● **Work instruction**:
Everything from the first line below through the line with "Computed with a" is to be transcribed exactly, and nothing past it.

———

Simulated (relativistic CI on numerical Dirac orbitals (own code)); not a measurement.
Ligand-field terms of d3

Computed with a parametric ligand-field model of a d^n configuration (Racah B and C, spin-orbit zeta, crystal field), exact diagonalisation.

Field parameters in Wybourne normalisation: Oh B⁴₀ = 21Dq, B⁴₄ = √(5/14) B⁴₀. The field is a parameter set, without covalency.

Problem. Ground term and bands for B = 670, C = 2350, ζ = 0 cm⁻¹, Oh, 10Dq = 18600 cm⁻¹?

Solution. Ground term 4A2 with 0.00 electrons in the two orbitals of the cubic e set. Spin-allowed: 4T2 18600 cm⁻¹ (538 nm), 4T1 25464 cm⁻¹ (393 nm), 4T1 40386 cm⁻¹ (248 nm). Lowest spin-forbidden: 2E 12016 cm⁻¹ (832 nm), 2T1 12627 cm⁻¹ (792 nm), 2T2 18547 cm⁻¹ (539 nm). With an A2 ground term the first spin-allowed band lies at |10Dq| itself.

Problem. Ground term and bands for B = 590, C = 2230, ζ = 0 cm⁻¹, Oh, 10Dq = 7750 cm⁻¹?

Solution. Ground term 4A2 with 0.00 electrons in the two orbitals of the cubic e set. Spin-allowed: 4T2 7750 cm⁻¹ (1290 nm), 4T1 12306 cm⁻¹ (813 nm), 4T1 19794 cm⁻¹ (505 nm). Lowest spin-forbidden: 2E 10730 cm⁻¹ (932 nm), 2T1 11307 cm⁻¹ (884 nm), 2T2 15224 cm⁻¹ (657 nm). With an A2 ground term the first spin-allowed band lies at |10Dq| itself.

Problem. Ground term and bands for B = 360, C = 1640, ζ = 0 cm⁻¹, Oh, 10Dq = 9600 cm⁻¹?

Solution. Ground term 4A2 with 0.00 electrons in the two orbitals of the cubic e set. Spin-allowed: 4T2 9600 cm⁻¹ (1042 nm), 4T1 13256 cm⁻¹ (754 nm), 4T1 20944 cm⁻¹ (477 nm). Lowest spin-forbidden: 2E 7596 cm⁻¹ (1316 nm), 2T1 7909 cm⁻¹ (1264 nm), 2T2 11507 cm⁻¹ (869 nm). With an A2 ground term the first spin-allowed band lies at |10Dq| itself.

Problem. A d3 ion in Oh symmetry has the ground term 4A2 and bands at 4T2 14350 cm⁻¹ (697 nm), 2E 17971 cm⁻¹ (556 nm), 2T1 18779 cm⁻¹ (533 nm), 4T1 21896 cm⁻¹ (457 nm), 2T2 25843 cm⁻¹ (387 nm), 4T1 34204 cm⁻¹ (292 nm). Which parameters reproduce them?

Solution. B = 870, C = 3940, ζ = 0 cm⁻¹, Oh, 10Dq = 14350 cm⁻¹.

———

● **Exercise answer**:
Simulated (relativistic CI on numerical Dirac orbitals (own code)); not a measurement.
Ligand-field terms of d3

Computed with a parametric ligand-field model of a d^n configuration (Racah B and C, spin-orbit zeta, crystal field), exact diagonalisation.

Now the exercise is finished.